· · ·

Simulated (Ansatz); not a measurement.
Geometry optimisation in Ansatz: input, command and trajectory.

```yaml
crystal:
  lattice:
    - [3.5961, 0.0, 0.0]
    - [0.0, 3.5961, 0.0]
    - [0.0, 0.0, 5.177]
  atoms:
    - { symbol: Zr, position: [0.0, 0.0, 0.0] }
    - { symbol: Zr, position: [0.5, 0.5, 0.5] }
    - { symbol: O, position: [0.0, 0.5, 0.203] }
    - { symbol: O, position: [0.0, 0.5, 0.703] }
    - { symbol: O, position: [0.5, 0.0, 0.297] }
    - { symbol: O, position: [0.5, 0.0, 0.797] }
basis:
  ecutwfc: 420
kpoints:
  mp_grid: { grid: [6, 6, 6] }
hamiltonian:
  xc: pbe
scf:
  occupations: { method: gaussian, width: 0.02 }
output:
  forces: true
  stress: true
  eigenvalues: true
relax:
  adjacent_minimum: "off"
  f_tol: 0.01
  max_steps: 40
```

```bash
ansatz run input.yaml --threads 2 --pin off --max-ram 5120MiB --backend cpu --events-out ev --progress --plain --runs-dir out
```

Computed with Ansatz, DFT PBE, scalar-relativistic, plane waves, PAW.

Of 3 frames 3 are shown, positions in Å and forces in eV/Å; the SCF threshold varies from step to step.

· · ·

- _Activity_
What you write must match the records above exactly, line for line.

- _Task answer_
Simulated (Ansatz); not a measurement.
Geometry optimisation in Ansatz: input, command and trajectory.

```yaml
crystal:
  lattice:
    - [3.5961, 0.0, 0.0]
    - [0.0, 3.5961, 0.0]
    - [0.0, 0.0, 5.177]
  atoms:
    - { symbol: Zr, position: [0.0, 0.0, 0.0] }
    - { symbol: Zr, position: [0.5, 0.5, 0.5] }
    - { symbol: O, position: [0.0, 0.5, 0.203] }
    - { symbol: O, position: [0.0, 0.5, 0.703] }
    - { symbol: O, position: [0.5, 0.0, 0.297] }
    - { symbol: O, position: [0.5, 0.0, 0.797] }
basis:
  ecutwfc: 420
kpoints:
  mp_grid: { grid: [6, 6, 6] }
hamiltonian:
  xc: pbe
scf:
  occupations: { method: gaussian, width: 0.02 }
output:
  forces: true
  stress: true
  eigenvalues: true
relax:
  adjacent_minimum: "off"
  f_tol: 0.01
  max_steps: 40
```

```bash
ansatz run input.yaml --threads 2 --pin off --max-ram 5120MiB --backend cpu --events-out ev --progress --plain --runs-dir out
```

Computed with Ansatz, DFT PBE, scalar-relativistic, plane waves, PAW.

Of 3 frames 3 are shown, positions in Å and forces in eV/Å; the SCF threshold varies from step to step.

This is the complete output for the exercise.